### EXTRACTED MATERIAL
————————

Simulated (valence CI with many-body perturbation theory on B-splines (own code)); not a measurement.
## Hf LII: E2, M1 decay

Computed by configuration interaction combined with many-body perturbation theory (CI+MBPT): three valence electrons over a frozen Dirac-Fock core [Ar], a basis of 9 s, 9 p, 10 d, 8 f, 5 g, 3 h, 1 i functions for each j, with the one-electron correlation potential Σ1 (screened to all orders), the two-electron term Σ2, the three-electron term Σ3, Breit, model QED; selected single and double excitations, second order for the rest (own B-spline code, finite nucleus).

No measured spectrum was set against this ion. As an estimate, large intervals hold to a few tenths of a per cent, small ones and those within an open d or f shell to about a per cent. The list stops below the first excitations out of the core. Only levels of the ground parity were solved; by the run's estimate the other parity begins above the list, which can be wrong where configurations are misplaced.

————————

### WORK ORDER
Each entry above needs to be returned exactly as written.

### TASK RESULT
Simulated (valence CI with many-body perturbation theory on B-splines (own code)); not a measurement.
## Hf LII: E2, M1 decay

Computed by configuration interaction combined with many-body perturbation theory (CI+MBPT): three valence electrons over a frozen Dirac-Fock core [Ar], a basis of 9 s, 9 p, 10 d, 8 f, 5 g, 3 h, 1 i functions for each j, with the one-electron correlation potential Σ1 (screened to all orders), the two-electron term Σ2, the three-electron term Σ3, Breit, model QED; selected single and double excitations, second order for the rest (own B-spline code, finite nucleus).

No measured spectrum was set against this ion. As an estimate, large intervals hold to a few tenths of a per cent, small ones and those within an open d or f shell to about a per cent. The list stops below the first excitations out of the core. Only levels of the ground parity were solved; by the run's estimate the other parity begins above the list, which can be wrong where configurations are misplaced.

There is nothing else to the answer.